GIVEN DATA ::
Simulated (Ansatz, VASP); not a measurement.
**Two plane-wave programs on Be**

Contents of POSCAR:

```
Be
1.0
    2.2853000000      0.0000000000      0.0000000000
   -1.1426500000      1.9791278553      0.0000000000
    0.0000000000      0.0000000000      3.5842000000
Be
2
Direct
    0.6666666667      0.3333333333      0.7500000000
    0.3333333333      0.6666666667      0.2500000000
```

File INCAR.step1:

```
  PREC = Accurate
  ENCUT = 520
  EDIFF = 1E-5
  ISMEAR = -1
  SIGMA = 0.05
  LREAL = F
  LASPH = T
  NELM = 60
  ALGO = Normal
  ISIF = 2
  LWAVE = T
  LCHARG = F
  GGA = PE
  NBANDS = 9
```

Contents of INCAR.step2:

WORK TASK :: Copy the data exactly as it was presented.

WRITTEN RESPONSE ::
Simulated (Ansatz, VASP); not a measurement.
**Two plane-wave programs on Be**

Contents of POSCAR:

```
Be
1.0
    2.2853000000      0.0000000000      0.0000000000
   -1.1426500000      1.9791278553      0.0000000000
    0.0000000000      0.0000000000      3.5842000000
Be
2
Direct
    0.6666666667      0.3333333333      0.7500000000
    0.3333333333      0.6666666667      0.2500000000
```

File INCAR.step1:

```
  PREC = Accurate
  ENCUT = 520
  EDIFF = 1E-5
  ISMEAR = -1
  SIGMA = 0.05
  LREAL = F
  LASPH = T
  NELM = 60
  ALGO = Normal
  ISIF = 2
  LWAVE = T
  LCHARG = F
  GGA = PE
  NBANDS = 9
```

Contents of INCAR.step2:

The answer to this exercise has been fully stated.